• PROVIDED MATERIAL
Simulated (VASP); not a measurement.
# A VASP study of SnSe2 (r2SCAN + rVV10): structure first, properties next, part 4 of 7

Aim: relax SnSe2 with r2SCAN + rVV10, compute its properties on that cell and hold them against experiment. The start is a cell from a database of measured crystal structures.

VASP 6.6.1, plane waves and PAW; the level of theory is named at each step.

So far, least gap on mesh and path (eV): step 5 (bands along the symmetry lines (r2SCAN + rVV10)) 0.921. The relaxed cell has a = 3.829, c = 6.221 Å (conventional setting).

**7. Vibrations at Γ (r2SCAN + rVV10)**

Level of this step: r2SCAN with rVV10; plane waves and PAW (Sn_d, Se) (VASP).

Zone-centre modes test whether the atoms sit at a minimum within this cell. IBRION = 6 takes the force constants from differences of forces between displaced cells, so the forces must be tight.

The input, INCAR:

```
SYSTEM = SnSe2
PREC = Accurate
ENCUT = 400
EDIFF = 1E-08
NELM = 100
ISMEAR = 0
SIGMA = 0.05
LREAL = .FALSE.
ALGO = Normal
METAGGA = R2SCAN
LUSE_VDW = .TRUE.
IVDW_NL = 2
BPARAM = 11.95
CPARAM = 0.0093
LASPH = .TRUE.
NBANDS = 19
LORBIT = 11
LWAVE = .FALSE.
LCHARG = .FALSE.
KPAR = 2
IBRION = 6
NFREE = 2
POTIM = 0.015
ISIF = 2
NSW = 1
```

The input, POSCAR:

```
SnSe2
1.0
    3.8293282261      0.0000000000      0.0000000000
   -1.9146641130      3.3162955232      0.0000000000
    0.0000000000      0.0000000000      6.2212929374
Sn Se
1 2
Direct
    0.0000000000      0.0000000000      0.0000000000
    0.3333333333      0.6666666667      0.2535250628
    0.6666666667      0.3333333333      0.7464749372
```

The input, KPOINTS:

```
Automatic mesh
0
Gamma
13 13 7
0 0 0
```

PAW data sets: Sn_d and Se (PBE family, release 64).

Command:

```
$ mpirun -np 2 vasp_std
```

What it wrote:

• WORK TASK
When you answer, output each line of the data exactly as given, from its first line up to and including the one with "VASP 6.6.1, plane".

• RESULT
Simulated (VASP); not a measurement.
# A VASP study of SnSe2 (r2SCAN + rVV10): structure first, properties next, part 4 of 7

Aim: relax SnSe2 with r2SCAN + rVV10, compute its properties on that cell and hold them against experiment. The start is a cell from a database of measured crystal structures.

VASP 6.6.1, plane waves and PAW; the level of theory is named at each step.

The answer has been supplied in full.